## Input data:
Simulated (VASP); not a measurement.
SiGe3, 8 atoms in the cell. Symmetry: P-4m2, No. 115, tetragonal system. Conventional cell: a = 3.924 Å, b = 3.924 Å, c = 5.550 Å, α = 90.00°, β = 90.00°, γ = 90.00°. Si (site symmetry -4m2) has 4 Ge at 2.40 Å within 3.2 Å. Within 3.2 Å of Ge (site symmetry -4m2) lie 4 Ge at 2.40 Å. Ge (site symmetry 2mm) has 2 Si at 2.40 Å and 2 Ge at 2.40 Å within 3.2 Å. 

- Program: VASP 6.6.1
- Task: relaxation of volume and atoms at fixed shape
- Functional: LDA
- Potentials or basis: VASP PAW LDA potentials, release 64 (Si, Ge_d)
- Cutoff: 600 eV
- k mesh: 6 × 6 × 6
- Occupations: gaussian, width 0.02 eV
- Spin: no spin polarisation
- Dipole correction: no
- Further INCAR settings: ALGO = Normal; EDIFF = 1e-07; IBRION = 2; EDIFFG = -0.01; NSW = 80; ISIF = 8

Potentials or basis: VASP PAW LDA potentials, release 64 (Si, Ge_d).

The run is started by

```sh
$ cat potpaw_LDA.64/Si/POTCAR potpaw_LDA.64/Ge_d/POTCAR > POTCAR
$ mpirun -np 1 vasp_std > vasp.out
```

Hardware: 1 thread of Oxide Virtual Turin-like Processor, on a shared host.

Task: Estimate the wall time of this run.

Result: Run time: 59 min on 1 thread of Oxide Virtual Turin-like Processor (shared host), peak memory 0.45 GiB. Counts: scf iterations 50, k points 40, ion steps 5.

## Work instruction:
Stop after the line containing "- Program: VASP 6.6.1": print exactly the lines from the start of the entries above up to it, that line included.

## Worked solution:
Simulated (VASP); not a measurement.
SiGe3, 8 atoms in the cell. Symmetry: P-4m2, No. 115, tetragonal system. Conventional cell: a = 3.924 Å, b = 3.924 Å, c = 5.550 Å, α = 90.00°, β = 90.00°, γ = 90.00°. Si (site symmetry -4m2) has 4 Ge at 2.40 Å within 3.2 Å. Within 3.2 Å of Ge (site symmetry -4m2) lie 4 Ge at 2.40 Å. Ge (site symmetry 2mm) has 2 Si at 2.40 Å and 2 Ge at 2.40 Å within 3.2 Å. 

- Program: VASP 6.6.1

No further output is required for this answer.